- Supplied records -

=== Begin Enclosure ===

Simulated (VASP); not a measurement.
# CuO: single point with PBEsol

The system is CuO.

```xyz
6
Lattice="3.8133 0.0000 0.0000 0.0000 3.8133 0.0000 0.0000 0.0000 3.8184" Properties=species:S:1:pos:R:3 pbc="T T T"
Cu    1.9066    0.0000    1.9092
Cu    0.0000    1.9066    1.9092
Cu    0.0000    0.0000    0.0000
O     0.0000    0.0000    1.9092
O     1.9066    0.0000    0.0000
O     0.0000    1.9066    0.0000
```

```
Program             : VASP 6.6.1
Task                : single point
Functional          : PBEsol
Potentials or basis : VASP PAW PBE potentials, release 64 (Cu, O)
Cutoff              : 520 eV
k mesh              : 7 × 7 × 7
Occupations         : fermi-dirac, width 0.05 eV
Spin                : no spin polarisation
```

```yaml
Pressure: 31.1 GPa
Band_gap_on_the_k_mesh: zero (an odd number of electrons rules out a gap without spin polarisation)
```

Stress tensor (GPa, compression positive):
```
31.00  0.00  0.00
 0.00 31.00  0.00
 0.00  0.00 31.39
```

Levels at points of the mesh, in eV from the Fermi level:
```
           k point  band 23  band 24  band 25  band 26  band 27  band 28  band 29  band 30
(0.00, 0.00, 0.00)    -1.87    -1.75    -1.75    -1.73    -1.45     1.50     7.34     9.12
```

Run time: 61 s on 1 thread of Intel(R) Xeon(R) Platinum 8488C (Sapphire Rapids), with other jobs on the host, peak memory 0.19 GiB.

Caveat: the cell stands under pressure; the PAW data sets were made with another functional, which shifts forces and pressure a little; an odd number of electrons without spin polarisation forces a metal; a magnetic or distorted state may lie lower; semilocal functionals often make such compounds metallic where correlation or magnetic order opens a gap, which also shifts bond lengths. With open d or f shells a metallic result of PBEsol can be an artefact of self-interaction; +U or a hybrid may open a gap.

=== End Enclosure ===

- Work task -
In the reply, include exactly the lines from the beginning of the entries above through the line holding "Run time: 61", and nothing besides.

- Answer area -
Simulated (VASP); not a measurement.
# CuO: single point with PBEsol

The system is CuO.

```xyz
6
Lattice="3.8133 0.0000 0.0000 0.0000 3.8133 0.0000 0.0000 0.0000 3.8184" Properties=species:S:1:pos:R:3 pbc="T T T"
Cu    1.9066    0.0000    1.9092
Cu    0.0000    1.9066    1.9092
Cu    0.0000    0.0000    0.0000
O     0.0000    0.0000    1.9092
O     1.9066    0.0000    0.0000
O     0.0000    1.9066    0.0000
```

```
Program             : VASP 6.6.1
Task                : single point
Functional          : PBEsol
Potentials or basis : VASP PAW PBE potentials, release 64 (Cu, O)
Cutoff              : 520 eV
k mesh              : 7 × 7 × 7
Occupations         : fermi-dirac, width 0.05 eV
Spin                : no spin polarisation
```

```yaml
Pressure: 31.1 GPa
Band_gap_on_the_k_mesh: zero (an odd number of electrons rules out a gap without spin polarisation)
```

Stress tensor (GPa, compression positive):
```
31.00  0.00  0.00
 0.00 31.00  0.00
 0.00  0.00 31.39
```

Levels at points of the mesh, in eV from the Fermi level:
```
           k point  band 23  band 24  band 25  band 26  band 27  band 28  band 29  band 30
(0.00, 0.00, 0.00)    -1.87    -1.75    -1.75    -1.73    -1.45     1.50     7.34     9.12
```

Run time: 61 s on 1 thread of Intel(R) Xeon(R) Platinum 8488C (Sapphire Rapids), with other jobs on the host, peak memory 0.19 GiB.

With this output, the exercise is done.